▽

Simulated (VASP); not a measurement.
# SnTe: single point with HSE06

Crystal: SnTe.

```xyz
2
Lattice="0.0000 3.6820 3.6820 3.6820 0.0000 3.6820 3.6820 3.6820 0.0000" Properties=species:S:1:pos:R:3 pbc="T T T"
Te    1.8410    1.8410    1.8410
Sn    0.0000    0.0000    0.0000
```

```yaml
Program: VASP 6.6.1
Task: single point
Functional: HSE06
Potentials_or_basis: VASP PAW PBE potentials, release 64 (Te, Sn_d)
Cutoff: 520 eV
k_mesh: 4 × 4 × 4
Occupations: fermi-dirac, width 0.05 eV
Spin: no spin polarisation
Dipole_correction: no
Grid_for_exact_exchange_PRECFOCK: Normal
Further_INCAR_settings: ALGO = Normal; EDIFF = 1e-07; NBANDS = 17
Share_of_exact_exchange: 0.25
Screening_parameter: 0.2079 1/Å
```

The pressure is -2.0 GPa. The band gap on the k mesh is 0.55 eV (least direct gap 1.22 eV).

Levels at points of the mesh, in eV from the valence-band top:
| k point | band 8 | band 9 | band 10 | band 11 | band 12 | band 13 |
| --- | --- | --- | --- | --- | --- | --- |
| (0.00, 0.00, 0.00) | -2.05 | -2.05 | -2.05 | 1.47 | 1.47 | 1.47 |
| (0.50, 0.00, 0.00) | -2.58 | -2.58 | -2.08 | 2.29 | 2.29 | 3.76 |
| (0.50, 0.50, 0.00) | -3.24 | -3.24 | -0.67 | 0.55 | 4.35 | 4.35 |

△

#### Exercise
Your reply must be the entries above, returned word for word.

#### Written solution
Simulated (VASP); not a measurement.
# SnTe: single point with HSE06

Crystal: SnTe.

```xyz
2
Lattice="0.0000 3.6820 3.6820 3.6820 0.0000 3.6820 3.6820 3.6820 0.0000" Properties=species:S:1:pos:R:3 pbc="T T T"
Te    1.8410    1.8410    1.8410
Sn    0.0000    0.0000    0.0000
```

```yaml
Program: VASP 6.6.1
Task: single point
Functional: HSE06
Potentials_or_basis: VASP PAW PBE potentials, release 64 (Te, Sn_d)
Cutoff: 520 eV
k_mesh: 4 × 4 × 4
Occupations: fermi-dirac, width 0.05 eV
Spin: no spin polarisation
Dipole_correction: no
Grid_for_exact_exchange_PRECFOCK: Normal
Further_INCAR_settings: ALGO = Normal; EDIFF = 1e-07; NBANDS = 17
Share_of_exact_exchange: 0.25
Screening_parameter: 0.2079 1/Å
```

The pressure is -2.0 GPa. The band gap on the k mesh is 0.55 eV (least direct gap 1.22 eV).

Levels at points of the mesh, in eV from the valence-band top:
| k point | band 8 | band 9 | band 10 | band 11 | band 12 | band 13 |
| --- | --- | --- | --- | --- | --- | --- |
| (0.00, 0.00, 0.00) | -2.05 | -2.05 | -2.05 | 1.47 | 1.47 | 1.47 |
| (0.50, 0.00, 0.00) | -2.58 | -2.58 | -2.08 | 2.29 | 2.29 | 3.76 |
| (0.50, 0.50, 0.00) | -3.24 | -3.24 | -0.67 | 0.55 | 4.35 | 4.35 |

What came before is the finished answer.